To complete the exercise, repeat every record exactly as it stands.

───── Listed entries
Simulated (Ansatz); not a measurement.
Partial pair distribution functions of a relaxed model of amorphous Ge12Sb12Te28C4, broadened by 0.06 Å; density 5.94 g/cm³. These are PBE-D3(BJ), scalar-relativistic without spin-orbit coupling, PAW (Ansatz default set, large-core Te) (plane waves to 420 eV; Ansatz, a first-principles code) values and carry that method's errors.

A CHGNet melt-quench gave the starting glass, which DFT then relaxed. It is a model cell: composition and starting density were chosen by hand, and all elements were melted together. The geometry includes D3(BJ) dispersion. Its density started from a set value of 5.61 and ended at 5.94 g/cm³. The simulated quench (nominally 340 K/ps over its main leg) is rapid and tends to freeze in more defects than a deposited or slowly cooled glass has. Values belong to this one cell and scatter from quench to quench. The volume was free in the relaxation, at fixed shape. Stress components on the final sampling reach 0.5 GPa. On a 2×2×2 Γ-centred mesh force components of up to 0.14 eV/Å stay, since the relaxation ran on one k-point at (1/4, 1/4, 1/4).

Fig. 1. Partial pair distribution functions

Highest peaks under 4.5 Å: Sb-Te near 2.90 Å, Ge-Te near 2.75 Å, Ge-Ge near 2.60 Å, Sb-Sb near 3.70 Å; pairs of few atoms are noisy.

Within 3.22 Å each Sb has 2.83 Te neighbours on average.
──────────

:: Written response ::
Simulated (Ansatz); not a measurement.
Partial pair distribution functions of a relaxed model of amorphous Ge12Sb12Te28C4, broadened by 0.06 Å; density 5.94 g/cm³. These are PBE-D3(BJ), scalar-relativistic without spin-orbit coupling, PAW (Ansatz default set, large-core Te) (plane waves to 420 eV; Ansatz, a first-principles code) values and carry that method's errors.

A CHGNet melt-quench gave the starting glass, which DFT then relaxed. It is a model cell: composition and starting density were chosen by hand, and all elements were melted together. The geometry includes D3(BJ) dispersion. Its density started from a set value of 5.61 and ended at 5.94 g/cm³. The simulated quench (nominally 340 K/ps over its main leg) is rapid and tends to freeze in more defects than a deposited or slowly cooled glass has. Values belong to this one cell and scatter from quench to quench. The volume was free in the relaxation, at fixed shape. Stress components on the final sampling reach 0.5 GPa. On a 2×2×2 Γ-centred mesh force components of up to 0.14 eV/Å stay, since the relaxation ran on one k-point at (1/4, 1/4, 1/4).

Fig. 1. Partial pair distribution functions

Highest peaks under 4.5 Å: Sb-Te near 2.90 Å, Ge-Te near 2.75 Å, Ge-Ge near 2.60 Å, Sb-Sb near 3.70 Å; pairs of few atoms are noisy.

Within 3.22 Å each Sb has 2.83 Te neighbours on average.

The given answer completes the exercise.